BEGIN Information supplied

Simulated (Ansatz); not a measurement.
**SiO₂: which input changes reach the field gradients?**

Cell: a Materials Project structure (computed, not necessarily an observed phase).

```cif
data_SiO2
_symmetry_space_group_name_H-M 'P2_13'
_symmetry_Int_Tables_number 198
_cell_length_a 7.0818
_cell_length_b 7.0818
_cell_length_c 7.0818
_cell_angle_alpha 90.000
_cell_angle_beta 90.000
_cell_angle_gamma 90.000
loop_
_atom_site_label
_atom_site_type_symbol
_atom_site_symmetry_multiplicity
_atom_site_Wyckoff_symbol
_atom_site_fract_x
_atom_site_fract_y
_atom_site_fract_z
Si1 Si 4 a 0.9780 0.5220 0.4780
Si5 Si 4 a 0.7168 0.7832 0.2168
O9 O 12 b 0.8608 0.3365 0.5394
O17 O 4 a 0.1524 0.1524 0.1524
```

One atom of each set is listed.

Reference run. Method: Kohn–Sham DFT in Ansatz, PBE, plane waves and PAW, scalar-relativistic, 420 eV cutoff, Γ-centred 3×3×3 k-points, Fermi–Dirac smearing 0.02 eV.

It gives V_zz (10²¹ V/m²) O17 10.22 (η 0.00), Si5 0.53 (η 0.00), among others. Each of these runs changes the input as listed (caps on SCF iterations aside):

END Information supplied

▸ Assignment:
Starting at the line that has "One atom of each set is listed." and ending at the line that has "Reference run. Method: Kohn–Sham", please write out the lines above exactly, leaving out all others.

▸ Response:
One atom of each set is listed.

Reference run. Method: Kohn–Sham DFT in Ansatz, PBE, plane waves and PAW, scalar-relativistic, 420 eV cutoff, Γ-centred 3×3×3 k-points, Fermi–Dirac smearing 0.02 eV.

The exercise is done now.